WORK TASK — Look through the data below and extract, unchanged, the lines from the one that contains "A: (a) -25.1; (b) -33.8; (c) 2.8." to the one that contains "A k mesh can", both included.

STORED DATA —
******************************
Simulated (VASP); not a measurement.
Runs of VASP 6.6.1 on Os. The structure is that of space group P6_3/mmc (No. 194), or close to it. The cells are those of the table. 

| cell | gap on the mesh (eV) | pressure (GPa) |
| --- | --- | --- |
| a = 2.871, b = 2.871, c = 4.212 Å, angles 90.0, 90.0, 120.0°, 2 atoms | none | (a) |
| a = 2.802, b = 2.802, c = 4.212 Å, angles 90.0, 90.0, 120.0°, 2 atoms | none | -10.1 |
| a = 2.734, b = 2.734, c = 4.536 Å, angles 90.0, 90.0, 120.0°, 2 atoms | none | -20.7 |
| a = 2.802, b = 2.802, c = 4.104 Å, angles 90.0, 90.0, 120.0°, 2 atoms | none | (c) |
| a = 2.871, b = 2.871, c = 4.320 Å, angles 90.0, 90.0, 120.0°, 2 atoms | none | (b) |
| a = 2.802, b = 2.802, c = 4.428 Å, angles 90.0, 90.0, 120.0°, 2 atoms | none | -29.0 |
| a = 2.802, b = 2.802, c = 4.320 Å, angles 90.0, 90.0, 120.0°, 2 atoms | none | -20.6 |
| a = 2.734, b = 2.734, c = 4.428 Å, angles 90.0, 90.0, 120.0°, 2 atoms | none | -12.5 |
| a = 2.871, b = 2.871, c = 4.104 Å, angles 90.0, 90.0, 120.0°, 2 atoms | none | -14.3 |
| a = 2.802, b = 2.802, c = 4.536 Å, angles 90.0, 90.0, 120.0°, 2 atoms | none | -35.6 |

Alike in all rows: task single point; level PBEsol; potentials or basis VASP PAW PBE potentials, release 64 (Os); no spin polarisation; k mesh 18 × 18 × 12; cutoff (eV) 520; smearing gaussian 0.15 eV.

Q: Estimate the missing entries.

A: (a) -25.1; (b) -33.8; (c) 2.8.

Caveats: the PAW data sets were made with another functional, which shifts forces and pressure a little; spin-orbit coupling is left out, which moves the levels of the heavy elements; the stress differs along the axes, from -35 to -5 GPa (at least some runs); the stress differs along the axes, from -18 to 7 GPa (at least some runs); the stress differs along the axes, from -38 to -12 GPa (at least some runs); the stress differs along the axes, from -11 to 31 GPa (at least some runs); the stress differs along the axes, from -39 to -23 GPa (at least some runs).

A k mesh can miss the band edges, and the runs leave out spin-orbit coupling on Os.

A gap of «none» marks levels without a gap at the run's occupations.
******************************

TASK RESPONSE —
A: (a) -25.1; (b) -33.8; (c) 2.8.

Caveats: the PAW data sets were made with another functional, which shifts forces and pressure a little; spin-orbit coupling is left out, which moves the levels of the heavy elements; the stress differs along the axes, from -35 to -5 GPa (at least some runs); the stress differs along the axes, from -18 to 7 GPa (at least some runs); the stress differs along the axes, from -38 to -12 GPa (at least some runs); the stress differs along the axes, from -11 to 31 GPa (at least some runs); the stress differs along the axes, from -39 to -23 GPa (at least some runs).

A k mesh can miss the band edges, and the runs leave out spin-orbit coupling on Os.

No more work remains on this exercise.